*** Opening DATASET ENTRIES ***

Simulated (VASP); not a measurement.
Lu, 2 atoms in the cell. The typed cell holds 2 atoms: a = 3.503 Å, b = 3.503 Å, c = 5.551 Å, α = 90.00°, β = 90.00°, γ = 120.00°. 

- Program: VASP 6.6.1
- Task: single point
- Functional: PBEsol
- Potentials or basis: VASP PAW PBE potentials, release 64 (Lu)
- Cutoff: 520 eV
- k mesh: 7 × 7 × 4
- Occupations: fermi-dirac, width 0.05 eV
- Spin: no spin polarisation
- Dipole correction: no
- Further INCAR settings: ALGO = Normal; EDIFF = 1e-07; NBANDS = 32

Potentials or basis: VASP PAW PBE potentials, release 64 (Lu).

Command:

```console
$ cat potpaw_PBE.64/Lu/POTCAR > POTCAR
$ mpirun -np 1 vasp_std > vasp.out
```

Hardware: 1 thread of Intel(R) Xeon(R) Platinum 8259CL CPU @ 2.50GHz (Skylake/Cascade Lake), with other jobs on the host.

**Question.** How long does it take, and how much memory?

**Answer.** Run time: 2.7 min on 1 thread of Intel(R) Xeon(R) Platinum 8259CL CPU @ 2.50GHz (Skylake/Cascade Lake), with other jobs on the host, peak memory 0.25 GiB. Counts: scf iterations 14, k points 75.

*** Closing DATASET ENTRIES ***

* _ACTION ITEM_
Go back to the start of the listing above. Reproduce each line exactly, ending with the line that contains "how much memory?".

* _ANSWER SPACE_
Simulated (VASP); not a measurement.
Lu, 2 atoms in the cell. The typed cell holds 2 atoms: a = 3.503 Å, b = 3.503 Å, c = 5.551 Å, α = 90.00°, β = 90.00°, γ = 120.00°. 

- Program: VASP 6.6.1
- Task: single point
- Functional: PBEsol
- Potentials or basis: VASP PAW PBE potentials, release 64 (Lu)
- Cutoff: 520 eV
- k mesh: 7 × 7 × 4
- Occupations: fermi-dirac, width 0.05 eV
- Spin: no spin polarisation
- Dipole correction: no
- Further INCAR settings: ALGO = Normal; EDIFF = 1e-07; NBANDS = 32

Potentials or basis: VASP PAW PBE potentials, release 64 (Lu).

Command:

```console
$ cat potpaw_PBE.64/Lu/POTCAR > POTCAR
$ mpirun -np 1 vasp_std > vasp.out
```

Hardware: 1 thread of Intel(R) Xeon(R) Platinum 8259CL CPU @ 2.50GHz (Skylake/Cascade Lake), with other jobs on the host.

**Question.** How long does it take, and how much memory?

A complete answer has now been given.